# WORK ORDER
Transcribe exactly the first line of the listing below and each line that follows it, ending with the line that contains "A closed system", and omit the remainder.

== GIVEN DATA ==
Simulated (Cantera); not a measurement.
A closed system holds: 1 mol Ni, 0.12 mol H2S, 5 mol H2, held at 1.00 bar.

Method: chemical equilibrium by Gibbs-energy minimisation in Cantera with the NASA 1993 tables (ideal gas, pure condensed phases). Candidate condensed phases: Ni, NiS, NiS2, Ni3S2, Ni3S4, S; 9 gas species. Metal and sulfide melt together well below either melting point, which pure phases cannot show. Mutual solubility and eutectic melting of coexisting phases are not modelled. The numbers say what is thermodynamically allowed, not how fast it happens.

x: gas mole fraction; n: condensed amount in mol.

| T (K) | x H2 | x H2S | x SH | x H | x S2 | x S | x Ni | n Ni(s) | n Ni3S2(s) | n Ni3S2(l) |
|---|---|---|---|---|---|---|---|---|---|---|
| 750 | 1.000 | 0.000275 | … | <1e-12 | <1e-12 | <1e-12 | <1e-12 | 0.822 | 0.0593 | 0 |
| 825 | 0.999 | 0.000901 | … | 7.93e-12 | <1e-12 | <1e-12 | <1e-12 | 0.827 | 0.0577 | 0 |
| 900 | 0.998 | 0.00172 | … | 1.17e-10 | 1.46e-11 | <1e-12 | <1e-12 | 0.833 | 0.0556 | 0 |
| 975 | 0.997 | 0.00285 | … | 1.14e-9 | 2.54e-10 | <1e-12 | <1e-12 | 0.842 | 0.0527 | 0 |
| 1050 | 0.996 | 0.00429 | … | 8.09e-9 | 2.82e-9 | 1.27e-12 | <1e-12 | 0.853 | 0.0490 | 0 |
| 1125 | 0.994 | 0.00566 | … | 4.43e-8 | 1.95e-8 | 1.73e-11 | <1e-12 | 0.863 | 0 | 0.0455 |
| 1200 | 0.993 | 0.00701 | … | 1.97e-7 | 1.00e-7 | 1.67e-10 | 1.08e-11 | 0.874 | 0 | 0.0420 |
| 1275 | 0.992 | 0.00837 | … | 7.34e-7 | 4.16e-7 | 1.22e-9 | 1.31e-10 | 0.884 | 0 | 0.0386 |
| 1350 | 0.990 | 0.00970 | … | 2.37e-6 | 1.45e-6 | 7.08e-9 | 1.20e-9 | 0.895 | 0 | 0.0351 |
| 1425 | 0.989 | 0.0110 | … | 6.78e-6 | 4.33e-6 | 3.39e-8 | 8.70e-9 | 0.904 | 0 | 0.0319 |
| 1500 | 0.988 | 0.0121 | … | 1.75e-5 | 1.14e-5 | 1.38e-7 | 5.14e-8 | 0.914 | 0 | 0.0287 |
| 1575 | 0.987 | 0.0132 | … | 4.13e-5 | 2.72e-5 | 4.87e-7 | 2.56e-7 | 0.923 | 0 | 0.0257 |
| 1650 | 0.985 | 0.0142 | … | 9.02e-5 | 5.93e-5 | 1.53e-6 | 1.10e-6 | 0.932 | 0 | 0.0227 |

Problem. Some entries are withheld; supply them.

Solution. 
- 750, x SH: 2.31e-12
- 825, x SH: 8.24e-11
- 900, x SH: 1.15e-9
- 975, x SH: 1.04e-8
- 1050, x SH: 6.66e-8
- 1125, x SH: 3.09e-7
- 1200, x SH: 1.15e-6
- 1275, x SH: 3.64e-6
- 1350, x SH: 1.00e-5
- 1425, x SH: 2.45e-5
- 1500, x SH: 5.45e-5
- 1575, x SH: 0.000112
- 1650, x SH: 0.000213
===

# EXERCISE OUTPUT
Simulated (Cantera); not a measurement.
A closed system holds: 1 mol Ni, 0.12 mol H2S, 5 mol H2, held at 1.00 bar.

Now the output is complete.